• BRIEF
Transcribe exactly the first line of the listing below and each line that follows it, ending with the line that contains "A series at", and omit the remainder.

====== LISTED ENTRIES ======

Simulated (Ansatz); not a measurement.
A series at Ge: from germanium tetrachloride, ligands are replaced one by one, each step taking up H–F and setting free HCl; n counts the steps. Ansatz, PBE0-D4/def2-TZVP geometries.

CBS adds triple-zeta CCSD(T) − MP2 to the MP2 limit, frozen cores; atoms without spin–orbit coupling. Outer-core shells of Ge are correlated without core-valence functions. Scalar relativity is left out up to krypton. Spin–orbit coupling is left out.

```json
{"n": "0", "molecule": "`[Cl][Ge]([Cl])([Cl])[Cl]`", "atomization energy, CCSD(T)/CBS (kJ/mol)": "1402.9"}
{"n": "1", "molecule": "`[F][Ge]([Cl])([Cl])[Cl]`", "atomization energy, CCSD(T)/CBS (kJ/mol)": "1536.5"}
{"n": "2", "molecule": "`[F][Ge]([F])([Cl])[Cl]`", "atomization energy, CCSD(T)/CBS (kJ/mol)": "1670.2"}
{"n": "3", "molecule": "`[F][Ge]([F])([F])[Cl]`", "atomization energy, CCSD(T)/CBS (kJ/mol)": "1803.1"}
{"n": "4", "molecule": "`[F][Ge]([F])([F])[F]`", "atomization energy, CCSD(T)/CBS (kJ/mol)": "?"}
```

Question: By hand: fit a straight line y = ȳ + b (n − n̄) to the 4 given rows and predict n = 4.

======

• ANSWER BOX
Simulated (Ansatz); not a measurement.
A series at Ge: from germanium tetrachloride, ligands are replaced one by one, each step taking up H–F and setting free HCl; n counts the steps. Ansatz, PBE0-D4/def2-TZVP geometries.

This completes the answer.